Given data:
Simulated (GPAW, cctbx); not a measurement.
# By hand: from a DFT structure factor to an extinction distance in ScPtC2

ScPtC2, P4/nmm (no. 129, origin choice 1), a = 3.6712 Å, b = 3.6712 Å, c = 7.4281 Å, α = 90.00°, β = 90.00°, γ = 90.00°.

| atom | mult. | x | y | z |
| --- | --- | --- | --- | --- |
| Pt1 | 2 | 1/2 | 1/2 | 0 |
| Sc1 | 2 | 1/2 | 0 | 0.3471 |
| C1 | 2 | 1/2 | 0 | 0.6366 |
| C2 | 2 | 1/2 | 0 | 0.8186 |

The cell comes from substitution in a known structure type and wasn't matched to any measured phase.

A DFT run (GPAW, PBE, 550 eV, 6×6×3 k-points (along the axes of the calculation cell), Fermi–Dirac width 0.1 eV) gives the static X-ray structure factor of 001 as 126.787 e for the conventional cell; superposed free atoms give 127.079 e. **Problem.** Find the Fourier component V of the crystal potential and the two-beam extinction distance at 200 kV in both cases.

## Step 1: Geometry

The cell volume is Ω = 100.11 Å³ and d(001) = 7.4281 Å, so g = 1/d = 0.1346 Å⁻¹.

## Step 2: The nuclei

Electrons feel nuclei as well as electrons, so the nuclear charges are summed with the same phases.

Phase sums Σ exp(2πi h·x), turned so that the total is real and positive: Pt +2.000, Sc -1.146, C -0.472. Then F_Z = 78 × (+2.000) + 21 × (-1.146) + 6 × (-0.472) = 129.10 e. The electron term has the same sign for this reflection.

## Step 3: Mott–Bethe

Work order:
Quote every record above exactly.

Exercise result:
Simulated (GPAW, cctbx); not a measurement.
# By hand: from a DFT structure factor to an extinction distance in ScPtC2

ScPtC2, P4/nmm (no. 129, origin choice 1), a = 3.6712 Å, b = 3.6712 Å, c = 7.4281 Å, α = 90.00°, β = 90.00°, γ = 90.00°.

| atom | mult. | x | y | z |
| --- | --- | --- | --- | --- |
| Pt1 | 2 | 1/2 | 1/2 | 0 |
| Sc1 | 2 | 1/2 | 0 | 0.3471 |
| C1 | 2 | 1/2 | 0 | 0.6366 |
| C2 | 2 | 1/2 | 0 | 0.8186 |

The cell comes from substitution in a known structure type and wasn't matched to any measured phase.

A DFT run (GPAW, PBE, 550 eV, 6×6×3 k-points (along the axes of the calculation cell), Fermi–Dirac width 0.1 eV) gives the static X-ray structure factor of 001 as 126.787 e for the conventional cell; superposed free atoms give 127.079 e. **Problem.** Find the Fourier component V of the crystal potential and the two-beam extinction distance at 200 kV in both cases.

## Step 1: Geometry

The cell volume is Ω = 100.11 Å³ and d(001) = 7.4281 Å, so g = 1/d = 0.1346 Å⁻¹.

## Step 2: The nuclei

Electrons feel nuclei as well as electrons, so the nuclear charges are summed with the same phases.

Phase sums Σ exp(2πi h·x), turned so that the total is real and positive: Pt +2.000, Sc -1.146, C -0.472. Then F_Z = 78 × (+2.000) + 21 × (-1.146) + 6 × (-0.472) = 129.10 e. The electron term has the same sign for this reflection.

## Step 3: Mott–Bethe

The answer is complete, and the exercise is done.